──────── DATA EXTRACTS ────────

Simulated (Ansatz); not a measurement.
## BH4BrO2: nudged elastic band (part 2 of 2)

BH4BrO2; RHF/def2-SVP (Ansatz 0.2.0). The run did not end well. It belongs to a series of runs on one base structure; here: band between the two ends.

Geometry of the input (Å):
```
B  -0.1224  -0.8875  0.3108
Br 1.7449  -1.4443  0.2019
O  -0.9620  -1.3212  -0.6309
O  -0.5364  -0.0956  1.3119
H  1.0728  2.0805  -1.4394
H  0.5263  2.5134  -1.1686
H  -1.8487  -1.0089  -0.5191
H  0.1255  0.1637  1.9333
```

────────

• **ACTION ITEM**
Print the records once more, exactly as written.

• **SOLUTION**
Simulated (Ansatz); not a measurement.
## BH4BrO2: nudged elastic band (part 2 of 2)

BH4BrO2; RHF/def2-SVP (Ansatz 0.2.0). The run did not end well. It belongs to a series of runs on one base structure; here: band between the two ends.

Geometry of the input (Å):
```
B  -0.1224  -0.8875  0.3108
Br 1.7449  -1.4443  0.2019
O  -0.9620  -1.3212  -0.6309
O  -0.5364  -0.0956  1.3119
H  1.0728  2.0805  -1.4394
H  0.5263  2.5134  -1.1686
H  -1.8487  -1.0089  -0.5191
H  0.1255  0.1637  1.9333
```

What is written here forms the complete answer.